▼

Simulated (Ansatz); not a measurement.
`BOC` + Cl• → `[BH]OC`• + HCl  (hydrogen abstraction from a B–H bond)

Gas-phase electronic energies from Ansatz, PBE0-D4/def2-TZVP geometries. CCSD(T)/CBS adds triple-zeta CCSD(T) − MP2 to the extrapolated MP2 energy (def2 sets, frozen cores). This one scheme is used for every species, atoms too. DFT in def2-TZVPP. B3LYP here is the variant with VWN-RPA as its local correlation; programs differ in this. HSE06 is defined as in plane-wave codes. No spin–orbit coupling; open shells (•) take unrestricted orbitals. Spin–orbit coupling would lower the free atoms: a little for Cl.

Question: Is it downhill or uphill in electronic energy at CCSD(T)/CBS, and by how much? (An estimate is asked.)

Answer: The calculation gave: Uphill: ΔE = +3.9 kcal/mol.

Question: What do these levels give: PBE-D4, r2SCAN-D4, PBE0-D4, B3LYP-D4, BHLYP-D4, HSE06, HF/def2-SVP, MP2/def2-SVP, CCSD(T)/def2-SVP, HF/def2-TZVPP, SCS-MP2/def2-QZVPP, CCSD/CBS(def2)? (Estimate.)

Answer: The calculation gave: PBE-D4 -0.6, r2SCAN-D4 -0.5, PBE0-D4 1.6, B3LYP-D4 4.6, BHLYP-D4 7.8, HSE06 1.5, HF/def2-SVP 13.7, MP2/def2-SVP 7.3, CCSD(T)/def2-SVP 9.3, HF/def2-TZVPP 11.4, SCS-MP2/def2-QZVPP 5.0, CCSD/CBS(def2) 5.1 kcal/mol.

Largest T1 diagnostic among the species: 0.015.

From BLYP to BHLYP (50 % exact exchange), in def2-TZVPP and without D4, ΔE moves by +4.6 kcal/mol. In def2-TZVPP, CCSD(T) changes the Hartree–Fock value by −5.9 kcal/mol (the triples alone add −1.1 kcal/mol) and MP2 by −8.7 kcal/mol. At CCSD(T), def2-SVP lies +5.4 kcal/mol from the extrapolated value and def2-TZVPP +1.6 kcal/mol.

▲

BRIEF:
Send back the lines of the records word for word, from the very first through the line containing "Largest T1 diagnostic".

WORKED SOLUTION:
Simulated (Ansatz); not a measurement.
`BOC` + Cl• → `[BH]OC`• + HCl  (hydrogen abstraction from a B–H bond)

Gas-phase electronic energies from Ansatz, PBE0-D4/def2-TZVP geometries. CCSD(T)/CBS adds triple-zeta CCSD(T) − MP2 to the extrapolated MP2 energy (def2 sets, frozen cores). This one scheme is used for every species, atoms too. DFT in def2-TZVPP. B3LYP here is the variant with VWN-RPA as its local correlation; programs differ in this. HSE06 is defined as in plane-wave codes. No spin–orbit coupling; open shells (•) take unrestricted orbitals. Spin–orbit coupling would lower the free atoms: a little for Cl.

Question: Is it downhill or uphill in electronic energy at CCSD(T)/CBS, and by how much? (An estimate is asked.)

Answer: The calculation gave: Uphill: ΔE = +3.9 kcal/mol.

Question: What do these levels give: PBE-D4, r2SCAN-D4, PBE0-D4, B3LYP-D4, BHLYP-D4, HSE06, HF/def2-SVP, MP2/def2-SVP, CCSD(T)/def2-SVP, HF/def2-TZVPP, SCS-MP2/def2-QZVPP, CCSD/CBS(def2)? (Estimate.)

Answer: The calculation gave: PBE-D4 -0.6, r2SCAN-D4 -0.5, PBE0-D4 1.6, B3LYP-D4 4.6, BHLYP-D4 7.8, HSE06 1.5, HF/def2-SVP 13.7, MP2/def2-SVP 7.3, CCSD(T)/def2-SVP 9.3, HF/def2-TZVPP 11.4, SCS-MP2/def2-QZVPP 5.0, CCSD/CBS(def2) 5.1 kcal/mol.

Largest T1 diagnostic among the species: 0.015.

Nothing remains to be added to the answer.